■ **LISTED ENTRIES**
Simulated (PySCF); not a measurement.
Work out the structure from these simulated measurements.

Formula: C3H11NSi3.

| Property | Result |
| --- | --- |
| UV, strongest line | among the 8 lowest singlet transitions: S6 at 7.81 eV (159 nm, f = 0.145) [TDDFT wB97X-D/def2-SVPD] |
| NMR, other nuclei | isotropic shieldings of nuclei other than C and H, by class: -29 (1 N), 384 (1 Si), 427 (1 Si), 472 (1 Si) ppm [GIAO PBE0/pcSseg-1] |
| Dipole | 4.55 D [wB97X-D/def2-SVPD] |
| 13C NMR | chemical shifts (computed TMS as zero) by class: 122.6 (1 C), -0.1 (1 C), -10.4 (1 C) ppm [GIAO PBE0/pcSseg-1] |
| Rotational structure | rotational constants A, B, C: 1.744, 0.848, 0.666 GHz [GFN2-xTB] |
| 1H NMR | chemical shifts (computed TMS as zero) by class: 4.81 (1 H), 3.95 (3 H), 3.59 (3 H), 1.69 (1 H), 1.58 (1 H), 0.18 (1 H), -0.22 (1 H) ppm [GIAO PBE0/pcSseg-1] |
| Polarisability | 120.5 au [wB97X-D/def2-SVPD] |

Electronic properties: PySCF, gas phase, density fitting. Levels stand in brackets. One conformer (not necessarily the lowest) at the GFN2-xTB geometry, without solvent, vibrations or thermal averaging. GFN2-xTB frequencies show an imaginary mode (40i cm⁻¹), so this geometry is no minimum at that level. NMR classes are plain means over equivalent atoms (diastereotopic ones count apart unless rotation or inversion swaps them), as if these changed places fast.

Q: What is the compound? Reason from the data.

■ **WORK ITEM**
All the records shown above need to be given again exactly.

■ **ANSWER SPACE**
Simulated (PySCF); not a measurement.
Work out the structure from these simulated measurements.

Formula: C3H11NSi3.

| Property | Result |
| --- | --- |
| UV, strongest line | among the 8 lowest singlet transitions: S6 at 7.81 eV (159 nm, f = 0.145) [TDDFT wB97X-D/def2-SVPD] |
| NMR, other nuclei | isotropic shieldings of nuclei other than C and H, by class: -29 (1 N), 384 (1 Si), 427 (1 Si), 472 (1 Si) ppm [GIAO PBE0/pcSseg-1] |
| Dipole | 4.55 D [wB97X-D/def2-SVPD] |
| 13C NMR | chemical shifts (computed TMS as zero) by class: 122.6 (1 C), -0.1 (1 C), -10.4 (1 C) ppm [GIAO PBE0/pcSseg-1] |
| Rotational structure | rotational constants A, B, C: 1.744, 0.848, 0.666 GHz [GFN2-xTB] |
| 1H NMR | chemical shifts (computed TMS as zero) by class: 4.81 (1 H), 3.95 (3 H), 3.59 (3 H), 1.69 (1 H), 1.58 (1 H), 0.18 (1 H), -0.22 (1 H) ppm [GIAO PBE0/pcSseg-1] |
| Polarisability | 120.5 au [wB97X-D/def2-SVPD] |

Electronic properties: PySCF, gas phase, density fitting. Levels stand in brackets. One conformer (not necessarily the lowest) at the GFN2-xTB geometry, without solvent, vibrations or thermal averaging. GFN2-xTB frequencies show an imaginary mode (40i cm⁻¹), so this geometry is no minimum at that level. NMR classes are plain means over equivalent atoms (diastereotopic ones count apart unless rotation or inversion swaps them), as if these changed places fast.

Q: What is the compound? Reason from the data.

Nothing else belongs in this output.